## Required action
From the first line of the data through the line containing "D) pressure 9 GPa", return each line exactly.

┏━━

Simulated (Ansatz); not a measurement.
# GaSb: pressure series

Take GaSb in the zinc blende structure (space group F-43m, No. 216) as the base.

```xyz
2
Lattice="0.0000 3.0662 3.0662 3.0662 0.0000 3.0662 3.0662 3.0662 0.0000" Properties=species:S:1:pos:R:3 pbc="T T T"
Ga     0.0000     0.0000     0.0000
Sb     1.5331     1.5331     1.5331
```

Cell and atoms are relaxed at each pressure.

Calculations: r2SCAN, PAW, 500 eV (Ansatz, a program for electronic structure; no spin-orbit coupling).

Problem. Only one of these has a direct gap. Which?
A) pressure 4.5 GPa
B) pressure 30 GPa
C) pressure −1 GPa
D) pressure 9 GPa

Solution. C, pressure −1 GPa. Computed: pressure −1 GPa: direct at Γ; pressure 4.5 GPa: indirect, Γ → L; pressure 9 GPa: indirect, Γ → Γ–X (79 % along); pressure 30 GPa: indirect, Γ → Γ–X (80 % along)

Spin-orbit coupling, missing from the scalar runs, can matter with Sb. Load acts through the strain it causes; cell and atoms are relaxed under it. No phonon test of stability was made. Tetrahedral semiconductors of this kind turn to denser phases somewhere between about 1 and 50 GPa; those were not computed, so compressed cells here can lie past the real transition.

┗━━

## Task answer
Simulated (Ansatz); not a measurement.
# GaSb: pressure series

Take GaSb in the zinc blende structure (space group F-43m, No. 216) as the base.

```xyz
2
Lattice="0.0000 3.0662 3.0662 3.0662 0.0000 3.0662 3.0662 3.0662 0.0000" Properties=species:S:1:pos:R:3 pbc="T T T"
Ga     0.0000     0.0000     0.0000
Sb     1.5331     1.5331     1.5331
```

Cell and atoms are relaxed at each pressure.

Calculations: r2SCAN, PAW, 500 eV (Ansatz, a program for electronic structure; no spin-orbit coupling).

Problem. Only one of these has a direct gap. Which?
A) pressure 4.5 GPa
B) pressure 30 GPa
C) pressure −1 GPa
D) pressure 9 GPa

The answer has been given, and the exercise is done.